Material provided
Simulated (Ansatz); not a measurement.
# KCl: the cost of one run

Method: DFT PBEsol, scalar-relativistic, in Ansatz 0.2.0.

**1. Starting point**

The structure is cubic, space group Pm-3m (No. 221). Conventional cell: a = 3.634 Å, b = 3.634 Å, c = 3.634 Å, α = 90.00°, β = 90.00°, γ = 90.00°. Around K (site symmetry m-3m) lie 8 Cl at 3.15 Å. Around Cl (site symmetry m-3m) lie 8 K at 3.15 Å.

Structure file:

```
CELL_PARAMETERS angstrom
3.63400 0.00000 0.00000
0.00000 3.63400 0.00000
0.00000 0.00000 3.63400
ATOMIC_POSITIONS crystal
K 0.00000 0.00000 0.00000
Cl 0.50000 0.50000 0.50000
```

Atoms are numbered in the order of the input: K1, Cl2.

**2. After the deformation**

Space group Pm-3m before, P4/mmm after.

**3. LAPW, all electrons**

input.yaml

Work task
Retype each line above, keeping every character.

Problem solution
Simulated (Ansatz); not a measurement.
# KCl: the cost of one run

Method: DFT PBEsol, scalar-relativistic, in Ansatz 0.2.0.

**1. Starting point**

The structure is cubic, space group Pm-3m (No. 221). Conventional cell: a = 3.634 Å, b = 3.634 Å, c = 3.634 Å, α = 90.00°, β = 90.00°, γ = 90.00°. Around K (site symmetry m-3m) lie 8 Cl at 3.15 Å. Around Cl (site symmetry m-3m) lie 8 K at 3.15 Å.

Structure file:

```
CELL_PARAMETERS angstrom
3.63400 0.00000 0.00000
0.00000 3.63400 0.00000
0.00000 0.00000 3.63400
ATOMIC_POSITIONS crystal
K 0.00000 0.00000 0.00000
Cl 0.50000 0.50000 0.50000
```

Atoms are numbered in the order of the input: K1, Cl2.

**2. After the deformation**

Space group Pm-3m before, P4/mmm after.

**3. LAPW, all electrons**

input.yaml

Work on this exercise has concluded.